Source material |
+-------+
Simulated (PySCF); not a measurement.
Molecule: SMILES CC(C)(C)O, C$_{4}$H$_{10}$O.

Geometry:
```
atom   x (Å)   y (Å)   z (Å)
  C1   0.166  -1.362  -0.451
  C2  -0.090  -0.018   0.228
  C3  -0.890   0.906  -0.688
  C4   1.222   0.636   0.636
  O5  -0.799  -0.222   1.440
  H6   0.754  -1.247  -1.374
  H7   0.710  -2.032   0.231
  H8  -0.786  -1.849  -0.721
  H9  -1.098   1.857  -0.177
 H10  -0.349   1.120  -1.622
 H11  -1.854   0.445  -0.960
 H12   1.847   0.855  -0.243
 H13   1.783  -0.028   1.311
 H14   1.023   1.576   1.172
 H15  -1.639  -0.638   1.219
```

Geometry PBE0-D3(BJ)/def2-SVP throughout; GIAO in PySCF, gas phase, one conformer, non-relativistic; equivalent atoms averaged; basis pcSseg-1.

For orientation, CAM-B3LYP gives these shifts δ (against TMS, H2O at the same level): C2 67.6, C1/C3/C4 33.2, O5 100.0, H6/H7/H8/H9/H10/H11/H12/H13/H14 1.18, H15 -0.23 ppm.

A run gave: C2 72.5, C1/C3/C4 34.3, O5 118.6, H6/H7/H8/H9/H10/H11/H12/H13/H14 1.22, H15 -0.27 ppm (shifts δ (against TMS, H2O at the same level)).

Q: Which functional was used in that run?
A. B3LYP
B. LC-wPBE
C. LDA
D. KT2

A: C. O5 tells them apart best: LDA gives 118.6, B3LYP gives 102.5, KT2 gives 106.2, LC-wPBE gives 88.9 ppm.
+-------+

Transcribe only the lines from the beginning of the entries to the line with "Geometry PBE0-D3(BJ)/def2-SVP throughout;", inclusive, exactly as written.

Simulated (PySCF); not a measurement.
Molecule: SMILES CC(C)(C)O, C$_{4}$H$_{10}$O.

Geometry:
```
atom   x (Å)   y (Å)   z (Å)
  C1   0.166  -1.362  -0.451
  C2  -0.090  -0.018   0.228
  C3  -0.890   0.906  -0.688
  C4   1.222   0.636   0.636
  O5  -0.799  -0.222   1.440
  H6   0.754  -1.247  -1.374
  H7   0.710  -2.032   0.231
  H8  -0.786  -1.849  -0.721
  H9  -1.098   1.857  -0.177
 H10  -0.349   1.120  -1.622
 H11  -1.854   0.445  -0.960
 H12   1.847   0.855  -0.243
 H13   1.783  -0.028   1.311
 H14   1.023   1.576   1.172
 H15  -1.639  -0.638   1.219
```

Geometry PBE0-D3(BJ)/def2-SVP throughout; GIAO in PySCF, gas phase, one conformer, non-relativistic; equivalent atoms averaged; basis pcSseg-1.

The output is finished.